### Action item
Only the lines from the opening of the material through the one containing "### 3. The covered" should be reproduced, each exactly as it stands.

══════════
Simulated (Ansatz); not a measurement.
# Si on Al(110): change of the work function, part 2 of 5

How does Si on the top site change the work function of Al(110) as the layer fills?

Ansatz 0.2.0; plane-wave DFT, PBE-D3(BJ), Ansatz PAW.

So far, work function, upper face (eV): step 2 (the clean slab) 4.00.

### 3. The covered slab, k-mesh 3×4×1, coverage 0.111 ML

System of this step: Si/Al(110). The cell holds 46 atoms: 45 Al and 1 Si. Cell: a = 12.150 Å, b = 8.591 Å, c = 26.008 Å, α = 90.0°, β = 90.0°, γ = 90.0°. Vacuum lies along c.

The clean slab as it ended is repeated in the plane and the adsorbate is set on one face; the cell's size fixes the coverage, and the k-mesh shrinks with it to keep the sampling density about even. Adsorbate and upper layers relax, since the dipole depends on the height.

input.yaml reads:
══════════

### Response box
Simulated (Ansatz); not a measurement.
# Si on Al(110): change of the work function, part 2 of 5

How does Si on the top site change the work function of Al(110) as the layer fills?

Ansatz 0.2.0; plane-wave DFT, PBE-D3(BJ), Ansatz PAW.

So far, work function, upper face (eV): step 2 (the clean slab) 4.00.

### 3. The covered slab, k-mesh 3×4×1, coverage 0.111 ML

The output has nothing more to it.